» **RAW DATA**:
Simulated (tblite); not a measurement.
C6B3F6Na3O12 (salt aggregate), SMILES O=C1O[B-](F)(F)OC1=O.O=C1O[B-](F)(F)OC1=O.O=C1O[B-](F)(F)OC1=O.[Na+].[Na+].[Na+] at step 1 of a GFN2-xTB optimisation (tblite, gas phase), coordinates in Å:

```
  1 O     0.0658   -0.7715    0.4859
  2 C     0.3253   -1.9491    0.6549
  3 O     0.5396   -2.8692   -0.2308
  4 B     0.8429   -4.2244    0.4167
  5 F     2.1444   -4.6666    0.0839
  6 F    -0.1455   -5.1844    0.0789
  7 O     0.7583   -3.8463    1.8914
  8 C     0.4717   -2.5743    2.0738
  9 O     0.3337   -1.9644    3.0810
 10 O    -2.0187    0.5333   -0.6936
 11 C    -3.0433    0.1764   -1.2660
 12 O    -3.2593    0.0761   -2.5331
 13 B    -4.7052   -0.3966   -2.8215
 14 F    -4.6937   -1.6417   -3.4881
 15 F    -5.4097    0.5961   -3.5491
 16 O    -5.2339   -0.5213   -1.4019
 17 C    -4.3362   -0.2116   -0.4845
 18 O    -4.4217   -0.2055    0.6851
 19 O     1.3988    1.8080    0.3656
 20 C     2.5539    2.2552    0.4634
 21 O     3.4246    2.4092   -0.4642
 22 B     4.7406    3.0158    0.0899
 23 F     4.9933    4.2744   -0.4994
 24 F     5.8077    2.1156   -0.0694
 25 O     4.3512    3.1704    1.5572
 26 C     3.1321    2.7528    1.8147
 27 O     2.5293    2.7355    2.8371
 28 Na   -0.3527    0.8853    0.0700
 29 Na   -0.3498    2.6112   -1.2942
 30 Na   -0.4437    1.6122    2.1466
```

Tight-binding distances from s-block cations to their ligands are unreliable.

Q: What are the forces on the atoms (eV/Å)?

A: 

» **EXERCISE**: Each line above from the one with "Tight-binding distances from" up to and including the one with "Q: What are the forces on the atoms (eV/Å)?" must be set down exactly, and no line outside that span may appear.

» **ANSWER SECTION**:
Tight-binding distances from s-block cations to their ligands are unreliable.

Q: What are the forces on the atoms (eV/Å)?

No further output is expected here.